————

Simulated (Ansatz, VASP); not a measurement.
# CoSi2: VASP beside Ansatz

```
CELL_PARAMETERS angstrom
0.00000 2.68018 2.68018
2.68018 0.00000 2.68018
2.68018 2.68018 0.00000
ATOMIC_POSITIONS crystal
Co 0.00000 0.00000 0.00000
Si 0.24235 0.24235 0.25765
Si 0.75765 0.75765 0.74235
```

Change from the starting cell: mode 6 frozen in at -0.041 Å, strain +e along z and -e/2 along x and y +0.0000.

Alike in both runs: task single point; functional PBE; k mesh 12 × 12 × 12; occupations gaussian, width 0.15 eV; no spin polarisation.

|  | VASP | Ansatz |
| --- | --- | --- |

————

▶ _Work task_:
Repeat the listing above without any change.

▶ _Exercise output_:
Simulated (Ansatz, VASP); not a measurement.
# CoSi2: VASP beside Ansatz

```
CELL_PARAMETERS angstrom
0.00000 2.68018 2.68018
2.68018 0.00000 2.68018
2.68018 2.68018 0.00000
ATOMIC_POSITIONS crystal
Co 0.00000 0.00000 0.00000
Si 0.24235 0.24235 0.25765
Si 0.75765 0.75765 0.74235
```

Change from the starting cell: mode 6 frozen in at -0.041 Å, strain +e along z and -e/2 along x and y +0.0000.

Alike in both runs: task single point; functional PBE; k mesh 12 × 12 × 12; occupations gaussian, width 0.15 eV; no spin polarisation.

|  | VASP | Ansatz |
| --- | --- | --- |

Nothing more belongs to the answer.